» **REQUIRED ACTION**
Please retype the material beneath this task exactly, starting with its first line and finishing with the line containing "How long does it take, and how much memory?".

» **DATA TO EXAMINE**
BEGIN

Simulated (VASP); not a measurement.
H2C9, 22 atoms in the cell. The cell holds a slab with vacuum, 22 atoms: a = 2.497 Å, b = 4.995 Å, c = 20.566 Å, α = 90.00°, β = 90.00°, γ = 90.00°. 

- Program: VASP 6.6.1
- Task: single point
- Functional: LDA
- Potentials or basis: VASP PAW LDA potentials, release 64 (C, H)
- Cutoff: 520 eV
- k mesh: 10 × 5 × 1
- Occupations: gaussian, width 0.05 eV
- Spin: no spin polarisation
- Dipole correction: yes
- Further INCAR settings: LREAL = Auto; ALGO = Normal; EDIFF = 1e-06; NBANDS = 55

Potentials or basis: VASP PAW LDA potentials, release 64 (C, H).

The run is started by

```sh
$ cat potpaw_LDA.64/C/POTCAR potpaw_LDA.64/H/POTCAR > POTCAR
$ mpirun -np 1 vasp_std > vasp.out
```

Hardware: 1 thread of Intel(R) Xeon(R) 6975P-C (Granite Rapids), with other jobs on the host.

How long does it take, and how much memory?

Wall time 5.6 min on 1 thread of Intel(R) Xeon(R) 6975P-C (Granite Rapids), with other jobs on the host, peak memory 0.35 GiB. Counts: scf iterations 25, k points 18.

END

» **REPLY**
Simulated (VASP); not a measurement.
H2C9, 22 atoms in the cell. The cell holds a slab with vacuum, 22 atoms: a = 2.497 Å, b = 4.995 Å, c = 20.566 Å, α = 90.00°, β = 90.00°, γ = 90.00°. 

- Program: VASP 6.6.1
- Task: single point
- Functional: LDA
- Potentials or basis: VASP PAW LDA potentials, release 64 (C, H)
- Cutoff: 520 eV
- k mesh: 10 × 5 × 1
- Occupations: gaussian, width 0.05 eV
- Spin: no spin polarisation
- Dipole correction: yes
- Further INCAR settings: LREAL = Auto; ALGO = Normal; EDIFF = 1e-06; NBANDS = 55

Potentials or basis: VASP PAW LDA potentials, release 64 (C, H).

The run is started by

```sh
$ cat potpaw_LDA.64/C/POTCAR potpaw_LDA.64/H/POTCAR > POTCAR
$ mpirun -np 1 vasp_std > vasp.out
```

Hardware: 1 thread of Intel(R) Xeon(R) 6975P-C (Granite Rapids), with other jobs on the host.

How long does it take, and how much memory?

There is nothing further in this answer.